ASSIGNED TASK - Copy out the entries exactly, from the first line to the last.

** Opening RECORDS SUPPLIED block **

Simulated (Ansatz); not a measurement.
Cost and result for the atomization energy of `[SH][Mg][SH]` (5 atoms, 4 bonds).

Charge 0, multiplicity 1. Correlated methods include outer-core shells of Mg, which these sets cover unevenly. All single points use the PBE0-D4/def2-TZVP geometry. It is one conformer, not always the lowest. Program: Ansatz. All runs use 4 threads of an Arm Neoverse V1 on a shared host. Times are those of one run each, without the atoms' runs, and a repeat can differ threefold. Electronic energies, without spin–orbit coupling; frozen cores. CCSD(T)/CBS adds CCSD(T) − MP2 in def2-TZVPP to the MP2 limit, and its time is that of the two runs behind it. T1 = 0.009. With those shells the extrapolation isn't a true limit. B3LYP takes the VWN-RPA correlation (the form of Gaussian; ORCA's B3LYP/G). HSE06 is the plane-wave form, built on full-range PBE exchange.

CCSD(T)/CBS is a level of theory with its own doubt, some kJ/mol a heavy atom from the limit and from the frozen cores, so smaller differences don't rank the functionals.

** Closing RECORDS SUPPLIED block **

WRITTEN RESPONSE -
Simulated (Ansatz); not a measurement.
Cost and result for the atomization energy of `[SH][Mg][SH]` (5 atoms, 4 bonds).

Charge 0, multiplicity 1. Correlated methods include outer-core shells of Mg, which these sets cover unevenly. All single points use the PBE0-D4/def2-TZVP geometry. It is one conformer, not always the lowest. Program: Ansatz. All runs use 4 threads of an Arm Neoverse V1 on a shared host. Times are those of one run each, without the atoms' runs, and a repeat can differ threefold. Electronic energies, without spin–orbit coupling; frozen cores. CCSD(T)/CBS adds CCSD(T) − MP2 in def2-TZVPP to the MP2 limit, and its time is that of the two runs behind it. T1 = 0.009. With those shells the extrapolation isn't a true limit. B3LYP takes the VWN-RPA correlation (the form of Gaussian; ORCA's B3LYP/G). HSE06 is the plane-wave form, built on full-range PBE exchange.

CCSD(T)/CBS is a level of theory with its own doubt, some kJ/mol a heavy atom from the limit and from the frozen cores, so smaller differences don't rank the functionals.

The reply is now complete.